*Requirement*: Every line in the listing below from the one with "## 2. HSE06, 3×3×2 mesh" through the one with "This step: DFT, HSE06, plane waves, PAW." is to be reproduced exactly, both ends included; leave out the rest.

*Provided records*:
-*-*-

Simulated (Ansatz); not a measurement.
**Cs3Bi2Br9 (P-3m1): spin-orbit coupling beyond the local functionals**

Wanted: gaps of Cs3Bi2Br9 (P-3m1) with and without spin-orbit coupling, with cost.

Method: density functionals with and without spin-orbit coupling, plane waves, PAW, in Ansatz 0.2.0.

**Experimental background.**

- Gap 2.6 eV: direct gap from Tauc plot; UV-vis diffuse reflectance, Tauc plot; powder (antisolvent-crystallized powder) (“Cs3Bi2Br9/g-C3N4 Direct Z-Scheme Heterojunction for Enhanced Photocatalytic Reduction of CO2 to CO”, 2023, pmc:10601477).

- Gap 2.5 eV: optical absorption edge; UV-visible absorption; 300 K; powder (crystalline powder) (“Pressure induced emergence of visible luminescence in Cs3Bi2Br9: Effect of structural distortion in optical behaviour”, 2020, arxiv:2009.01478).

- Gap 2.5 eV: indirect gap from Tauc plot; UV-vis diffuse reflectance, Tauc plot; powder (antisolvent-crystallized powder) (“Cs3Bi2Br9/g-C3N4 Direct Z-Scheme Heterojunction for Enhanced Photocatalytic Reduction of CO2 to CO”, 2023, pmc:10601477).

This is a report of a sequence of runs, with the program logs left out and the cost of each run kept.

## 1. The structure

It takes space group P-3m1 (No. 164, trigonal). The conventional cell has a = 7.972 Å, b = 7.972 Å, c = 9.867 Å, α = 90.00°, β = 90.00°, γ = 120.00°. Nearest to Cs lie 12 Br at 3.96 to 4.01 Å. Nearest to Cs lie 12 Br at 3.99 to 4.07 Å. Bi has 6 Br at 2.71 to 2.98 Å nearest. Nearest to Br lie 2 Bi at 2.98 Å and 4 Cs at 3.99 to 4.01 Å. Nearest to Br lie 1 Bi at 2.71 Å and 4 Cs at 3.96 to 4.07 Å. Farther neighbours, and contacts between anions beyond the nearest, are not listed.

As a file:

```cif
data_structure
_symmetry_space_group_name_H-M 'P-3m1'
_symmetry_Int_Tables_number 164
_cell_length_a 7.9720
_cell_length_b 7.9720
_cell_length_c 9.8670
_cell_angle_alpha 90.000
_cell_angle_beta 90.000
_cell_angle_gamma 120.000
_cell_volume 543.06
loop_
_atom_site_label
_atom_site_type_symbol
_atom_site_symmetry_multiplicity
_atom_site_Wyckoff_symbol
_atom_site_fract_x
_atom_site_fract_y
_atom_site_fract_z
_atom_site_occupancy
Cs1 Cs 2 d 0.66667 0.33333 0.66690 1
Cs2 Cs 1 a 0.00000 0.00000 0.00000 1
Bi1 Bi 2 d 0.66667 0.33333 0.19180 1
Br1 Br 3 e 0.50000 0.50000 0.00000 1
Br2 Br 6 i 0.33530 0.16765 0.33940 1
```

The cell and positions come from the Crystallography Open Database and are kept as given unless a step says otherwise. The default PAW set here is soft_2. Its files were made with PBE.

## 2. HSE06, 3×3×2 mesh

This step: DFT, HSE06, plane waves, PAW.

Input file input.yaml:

-*-*-

*Written reply*:
## 2. HSE06, 3×3×2 mesh

This step: DFT, HSE06, plane waves, PAW.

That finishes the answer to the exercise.